_Assignment_: The lines to be extracted run from the start of the listing through the line containing "A: Zero (band"; copy them exactly and nothing else.

════

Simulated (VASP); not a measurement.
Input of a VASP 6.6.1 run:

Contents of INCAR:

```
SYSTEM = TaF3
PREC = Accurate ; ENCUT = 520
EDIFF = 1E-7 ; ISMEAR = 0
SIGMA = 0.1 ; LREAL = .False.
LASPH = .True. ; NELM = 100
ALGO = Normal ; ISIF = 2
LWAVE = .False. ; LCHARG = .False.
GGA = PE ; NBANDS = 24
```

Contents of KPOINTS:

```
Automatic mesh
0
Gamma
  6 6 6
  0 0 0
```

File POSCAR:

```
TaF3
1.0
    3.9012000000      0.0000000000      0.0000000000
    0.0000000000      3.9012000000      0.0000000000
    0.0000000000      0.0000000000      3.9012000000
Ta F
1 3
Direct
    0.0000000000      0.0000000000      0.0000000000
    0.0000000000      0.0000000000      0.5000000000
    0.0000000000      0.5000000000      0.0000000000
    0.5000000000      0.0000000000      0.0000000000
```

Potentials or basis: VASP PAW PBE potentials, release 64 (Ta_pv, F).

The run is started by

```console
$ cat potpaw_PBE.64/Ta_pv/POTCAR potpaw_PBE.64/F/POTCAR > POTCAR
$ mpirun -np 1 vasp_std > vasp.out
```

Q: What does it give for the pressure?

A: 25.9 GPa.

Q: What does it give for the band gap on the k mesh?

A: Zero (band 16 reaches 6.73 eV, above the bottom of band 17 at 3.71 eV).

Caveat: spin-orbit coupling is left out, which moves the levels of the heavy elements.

════

_Response area_:
Simulated (VASP); not a measurement.
Input of a VASP 6.6.1 run:

Contents of INCAR:

```
SYSTEM = TaF3
PREC = Accurate ; ENCUT = 520
EDIFF = 1E-7 ; ISMEAR = 0
SIGMA = 0.1 ; LREAL = .False.
LASPH = .True. ; NELM = 100
ALGO = Normal ; ISIF = 2
LWAVE = .False. ; LCHARG = .False.
GGA = PE ; NBANDS = 24
```

Contents of KPOINTS:

```
Automatic mesh
0
Gamma
  6 6 6
  0 0 0
```

File POSCAR:

```
TaF3
1.0
    3.9012000000      0.0000000000      0.0000000000
    0.0000000000      3.9012000000      0.0000000000
    0.0000000000      0.0000000000      3.9012000000
Ta F
1 3
Direct
    0.0000000000      0.0000000000      0.0000000000
    0.0000000000      0.0000000000      0.5000000000
    0.0000000000      0.5000000000      0.0000000000
    0.5000000000      0.0000000000      0.0000000000
```

Potentials or basis: VASP PAW PBE potentials, release 64 (Ta_pv, F).

The run is started by

```console
$ cat potpaw_PBE.64/Ta_pv/POTCAR potpaw_PBE.64/F/POTCAR > POTCAR
$ mpirun -np 1 vasp_std > vasp.out
```

Q: What does it give for the pressure?

A: 25.9 GPa.

Q: What does it give for the band gap on the k mesh?

A: Zero (band 16 reaches 6.73 eV, above the bottom of band 17 at 3.71 eV).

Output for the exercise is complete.